INFORMATION GIVEN:
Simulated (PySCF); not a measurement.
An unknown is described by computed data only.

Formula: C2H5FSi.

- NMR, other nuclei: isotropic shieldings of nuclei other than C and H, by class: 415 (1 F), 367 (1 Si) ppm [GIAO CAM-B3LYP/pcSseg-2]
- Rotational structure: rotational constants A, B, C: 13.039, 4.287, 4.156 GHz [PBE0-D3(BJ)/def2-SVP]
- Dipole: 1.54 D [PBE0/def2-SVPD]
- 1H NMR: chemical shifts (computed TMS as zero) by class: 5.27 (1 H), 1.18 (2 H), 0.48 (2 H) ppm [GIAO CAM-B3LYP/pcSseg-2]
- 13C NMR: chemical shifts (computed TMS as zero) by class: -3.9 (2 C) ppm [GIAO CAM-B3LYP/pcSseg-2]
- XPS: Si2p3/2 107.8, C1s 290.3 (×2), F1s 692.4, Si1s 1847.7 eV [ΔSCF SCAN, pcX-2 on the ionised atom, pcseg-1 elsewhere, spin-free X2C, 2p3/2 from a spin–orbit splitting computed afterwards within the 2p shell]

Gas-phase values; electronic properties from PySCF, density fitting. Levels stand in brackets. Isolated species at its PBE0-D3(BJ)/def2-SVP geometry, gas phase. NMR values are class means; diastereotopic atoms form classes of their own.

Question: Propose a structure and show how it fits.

REQUIRED ACTION: Print the full listing again, word for word.

ANSWER SECTION:
Simulated (PySCF); not a measurement.
An unknown is described by computed data only.

Formula: C2H5FSi.

- NMR, other nuclei: isotropic shieldings of nuclei other than C and H, by class: 415 (1 F), 367 (1 Si) ppm [GIAO CAM-B3LYP/pcSseg-2]
- Rotational structure: rotational constants A, B, C: 13.039, 4.287, 4.156 GHz [PBE0-D3(BJ)/def2-SVP]
- Dipole: 1.54 D [PBE0/def2-SVPD]
- 1H NMR: chemical shifts (computed TMS as zero) by class: 5.27 (1 H), 1.18 (2 H), 0.48 (2 H) ppm [GIAO CAM-B3LYP/pcSseg-2]
- 13C NMR: chemical shifts (computed TMS as zero) by class: -3.9 (2 C) ppm [GIAO CAM-B3LYP/pcSseg-2]
- XPS: Si2p3/2 107.8, C1s 290.3 (×2), F1s 692.4, Si1s 1847.7 eV [ΔSCF SCAN, pcX-2 on the ionised atom, pcseg-1 elsewhere, spin-free X2C, 2p3/2 from a spin–orbit splitting computed afterwards within the 2p shell]

Gas-phase values; electronic properties from PySCF, density fitting. Levels stand in brackets. Isolated species at its PBE0-D3(BJ)/def2-SVP geometry, gas phase. NMR values are class means; diastereotopic atoms form classes of their own.

Question: Propose a structure and show how it fits.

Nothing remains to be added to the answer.